** Listed records follows **

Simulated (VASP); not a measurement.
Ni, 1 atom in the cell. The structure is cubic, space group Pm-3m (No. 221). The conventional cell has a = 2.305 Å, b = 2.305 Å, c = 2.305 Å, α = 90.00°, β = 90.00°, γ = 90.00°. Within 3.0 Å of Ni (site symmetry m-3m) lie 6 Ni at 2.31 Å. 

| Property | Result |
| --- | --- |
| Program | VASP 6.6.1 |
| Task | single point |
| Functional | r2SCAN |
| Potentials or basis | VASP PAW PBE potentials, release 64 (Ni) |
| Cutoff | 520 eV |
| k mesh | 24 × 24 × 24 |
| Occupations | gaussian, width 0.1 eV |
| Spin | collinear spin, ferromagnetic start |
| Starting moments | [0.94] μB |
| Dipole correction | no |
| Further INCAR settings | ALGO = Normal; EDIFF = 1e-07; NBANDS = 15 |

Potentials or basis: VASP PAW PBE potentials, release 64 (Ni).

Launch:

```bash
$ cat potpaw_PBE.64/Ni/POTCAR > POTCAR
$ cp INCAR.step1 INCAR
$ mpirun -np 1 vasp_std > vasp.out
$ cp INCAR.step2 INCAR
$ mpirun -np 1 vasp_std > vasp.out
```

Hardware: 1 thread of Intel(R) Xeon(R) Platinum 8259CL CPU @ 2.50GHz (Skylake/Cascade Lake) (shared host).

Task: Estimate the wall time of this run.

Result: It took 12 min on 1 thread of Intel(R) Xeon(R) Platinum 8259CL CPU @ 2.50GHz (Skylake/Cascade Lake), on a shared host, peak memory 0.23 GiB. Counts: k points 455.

** End of Listed records **

Work order>
Write out every entry word for word.

Task solution>
Simulated (VASP); not a measurement.
Ni, 1 atom in the cell. The structure is cubic, space group Pm-3m (No. 221). The conventional cell has a = 2.305 Å, b = 2.305 Å, c = 2.305 Å, α = 90.00°, β = 90.00°, γ = 90.00°. Within 3.0 Å of Ni (site symmetry m-3m) lie 6 Ni at 2.31 Å. 

| Property | Result |
| --- | --- |
| Program | VASP 6.6.1 |
| Task | single point |
| Functional | r2SCAN |
| Potentials or basis | VASP PAW PBE potentials, release 64 (Ni) |
| Cutoff | 520 eV |
| k mesh | 24 × 24 × 24 |
| Occupations | gaussian, width 0.1 eV |
| Spin | collinear spin, ferromagnetic start |
| Starting moments | [0.94] μB |
| Dipole correction | no |
| Further INCAR settings | ALGO = Normal; EDIFF = 1e-07; NBANDS = 15 |

Potentials or basis: VASP PAW PBE potentials, release 64 (Ni).

Launch:

```bash
$ cat potpaw_PBE.64/Ni/POTCAR > POTCAR
$ cp INCAR.step1 INCAR
$ mpirun -np 1 vasp_std > vasp.out
$ cp INCAR.step2 INCAR
$ mpirun -np 1 vasp_std > vasp.out
```

Hardware: 1 thread of Intel(R) Xeon(R) Platinum 8259CL CPU @ 2.50GHz (Skylake/Cascade Lake) (shared host).

Task: Estimate the wall time of this run.

Result: It took 12 min on 1 thread of Intel(R) Xeon(R) Platinum 8259CL CPU @ 2.50GHz (Skylake/Cascade Lake), on a shared host, peak memory 0.23 GiB. Counts: k points 455.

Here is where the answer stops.